::::
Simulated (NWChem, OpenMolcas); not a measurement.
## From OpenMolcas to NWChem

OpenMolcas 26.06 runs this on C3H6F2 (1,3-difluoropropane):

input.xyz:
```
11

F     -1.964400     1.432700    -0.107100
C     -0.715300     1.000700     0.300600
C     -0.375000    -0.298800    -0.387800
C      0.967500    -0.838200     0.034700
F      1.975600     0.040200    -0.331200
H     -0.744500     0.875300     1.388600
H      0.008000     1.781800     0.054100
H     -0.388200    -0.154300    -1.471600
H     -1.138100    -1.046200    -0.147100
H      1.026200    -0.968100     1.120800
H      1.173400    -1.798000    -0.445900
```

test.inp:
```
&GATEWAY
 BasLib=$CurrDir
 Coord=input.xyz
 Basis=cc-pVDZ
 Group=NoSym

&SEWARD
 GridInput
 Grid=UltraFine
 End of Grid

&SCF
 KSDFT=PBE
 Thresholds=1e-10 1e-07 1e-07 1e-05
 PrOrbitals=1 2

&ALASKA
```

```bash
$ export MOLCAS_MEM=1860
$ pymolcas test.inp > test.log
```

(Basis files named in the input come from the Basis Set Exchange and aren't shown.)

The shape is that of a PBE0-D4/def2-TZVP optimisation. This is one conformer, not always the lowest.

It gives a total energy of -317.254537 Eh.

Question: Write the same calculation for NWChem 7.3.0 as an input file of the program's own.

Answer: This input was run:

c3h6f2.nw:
::::

**WORK REQUEST**: Would you retype exactly the lines above, from the line with "(Basis files named" to the line with "Answer: This input", with both end lines kept and nothing more?

**RESPONSE AREA**:
(Basis files named in the input come from the Basis Set Exchange and aren't shown.)

The shape is that of a PBE0-D4/def2-TZVP optimisation. This is one conformer, not always the lowest.

It gives a total energy of -317.254537 Eh.

Question: Write the same calculation for NWChem 7.3.0 as an input file of the program's own.

Answer: This input was run:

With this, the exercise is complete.